Retype, exactly as they appear below, the lines between the line holding "Task: Fit these" and the line holding "Result: A cubic", both ends included.

━━━━━━━━━━
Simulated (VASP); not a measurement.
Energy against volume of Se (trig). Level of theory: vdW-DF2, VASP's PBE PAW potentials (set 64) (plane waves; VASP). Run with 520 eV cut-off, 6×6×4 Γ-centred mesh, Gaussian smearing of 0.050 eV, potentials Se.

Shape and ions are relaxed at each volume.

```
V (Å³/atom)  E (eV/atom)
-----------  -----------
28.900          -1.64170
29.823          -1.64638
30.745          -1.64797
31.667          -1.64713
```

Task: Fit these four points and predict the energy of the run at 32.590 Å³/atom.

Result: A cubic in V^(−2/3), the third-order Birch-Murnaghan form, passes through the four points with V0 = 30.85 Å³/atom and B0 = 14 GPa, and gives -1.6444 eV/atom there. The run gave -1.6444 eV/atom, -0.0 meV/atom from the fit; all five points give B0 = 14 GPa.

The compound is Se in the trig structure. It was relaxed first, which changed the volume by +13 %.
━━━━━━━━━━

**Written response**
Task: Fit these four points and predict the energy of the run at 32.590 Å³/atom.

Result: A cubic in V^(−2/3), the third-order Birch-Murnaghan form, passes through the four points with V0 = 30.85 Å³/atom and B0 = 14 GPa, and gives -1.6444 eV/atom there. The run gave -1.6444 eV/atom, -0.0 meV/atom from the fit; all five points give B0 = 14 GPa.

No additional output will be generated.